----------------------------------------

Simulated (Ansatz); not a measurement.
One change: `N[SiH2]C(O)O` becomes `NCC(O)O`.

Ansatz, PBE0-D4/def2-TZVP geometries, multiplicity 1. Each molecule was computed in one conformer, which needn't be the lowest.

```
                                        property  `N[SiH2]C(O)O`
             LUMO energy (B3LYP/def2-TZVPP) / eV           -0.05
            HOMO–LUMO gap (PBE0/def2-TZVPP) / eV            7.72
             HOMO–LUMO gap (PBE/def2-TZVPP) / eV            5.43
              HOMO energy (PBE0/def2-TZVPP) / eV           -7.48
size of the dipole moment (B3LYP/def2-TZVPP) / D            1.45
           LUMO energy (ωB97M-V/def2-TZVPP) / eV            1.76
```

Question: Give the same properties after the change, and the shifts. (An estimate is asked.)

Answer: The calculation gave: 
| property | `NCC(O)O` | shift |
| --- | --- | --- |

----------------------------------------

The records above are to be output in full and without error.

## Your response
Simulated (Ansatz); not a measurement.
One change: `N[SiH2]C(O)O` becomes `NCC(O)O`.

Ansatz, PBE0-D4/def2-TZVP geometries, multiplicity 1. Each molecule was computed in one conformer, which needn't be the lowest.

```
                                        property  `N[SiH2]C(O)O`
             LUMO energy (B3LYP/def2-TZVPP) / eV           -0.05
            HOMO–LUMO gap (PBE0/def2-TZVPP) / eV            7.72
             HOMO–LUMO gap (PBE/def2-TZVPP) / eV            5.43
              HOMO energy (PBE0/def2-TZVPP) / eV           -7.48
size of the dipole moment (B3LYP/def2-TZVPP) / D            1.45
           LUMO energy (ωB97M-V/def2-TZVPP) / eV            1.76
```

Question: Give the same properties after the change, and the shifts. (An estimate is asked.)

Answer: The calculation gave: 
| property | `NCC(O)O` | shift |
| --- | --- | --- |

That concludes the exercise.